__SUPPLIED RECORDS__:
# # # #

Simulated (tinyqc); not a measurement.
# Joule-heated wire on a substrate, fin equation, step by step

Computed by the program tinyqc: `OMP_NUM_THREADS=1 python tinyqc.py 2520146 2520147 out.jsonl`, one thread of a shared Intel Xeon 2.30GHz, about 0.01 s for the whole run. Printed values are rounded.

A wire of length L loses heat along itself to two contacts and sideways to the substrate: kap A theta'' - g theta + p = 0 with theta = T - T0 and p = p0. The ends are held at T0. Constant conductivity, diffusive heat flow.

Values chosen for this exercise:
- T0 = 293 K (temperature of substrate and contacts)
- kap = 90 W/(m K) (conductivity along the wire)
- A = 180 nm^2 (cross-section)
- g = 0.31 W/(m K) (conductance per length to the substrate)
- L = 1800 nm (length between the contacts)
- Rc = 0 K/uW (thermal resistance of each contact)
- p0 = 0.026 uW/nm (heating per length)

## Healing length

# # # #

__WORK TASK__: Reprint the data above from the opening line to the line holding "- p0 = 0.026 uW/nm (heating per length)", inclusive, and nothing else.

__WRITTEN RESPONSE__:
Simulated (tinyqc); not a measurement.
# Joule-heated wire on a substrate, fin equation, step by step

Computed by the program tinyqc: `OMP_NUM_THREADS=1 python tinyqc.py 2520146 2520147 out.jsonl`, one thread of a shared Intel Xeon 2.30GHz, about 0.01 s for the whole run. Printed values are rounded.

A wire of length L loses heat along itself to two contacts and sideways to the substrate: kap A theta'' - g theta + p = 0 with theta = T - T0 and p = p0. The ends are held at T0. Constant conductivity, diffusive heat flow.

Values chosen for this exercise:
- T0 = 293 K (temperature of substrate and contacts)
- kap = 90 W/(m K) (conductivity along the wire)
- A = 180 nm^2 (cross-section)
- g = 0.31 W/(m K) (conductance per length to the substrate)
- L = 1800 nm (length between the contacts)
- Rc = 0 K/uW (thermal resistance of each contact)
- p0 = 0.026 uW/nm (heating per length)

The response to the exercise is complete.